ASSIGNMENT: Please set down every record exactly as it appears below.

::::

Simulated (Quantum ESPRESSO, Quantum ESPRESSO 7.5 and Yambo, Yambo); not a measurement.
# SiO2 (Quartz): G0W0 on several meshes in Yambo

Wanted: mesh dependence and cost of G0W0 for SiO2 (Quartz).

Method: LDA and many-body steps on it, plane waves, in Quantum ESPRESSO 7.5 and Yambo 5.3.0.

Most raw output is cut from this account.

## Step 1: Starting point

::::

ANSWER AREA:
Simulated (Quantum ESPRESSO, Quantum ESPRESSO 7.5 and Yambo, Yambo); not a measurement.
# SiO2 (Quartz): G0W0 on several meshes in Yambo

Wanted: mesh dependence and cost of G0W0 for SiO2 (Quartz).

Method: LDA and many-body steps on it, plane waves, in Quantum ESPRESSO 7.5 and Yambo 5.3.0.

Most raw output is cut from this account.

## Step 1: Starting point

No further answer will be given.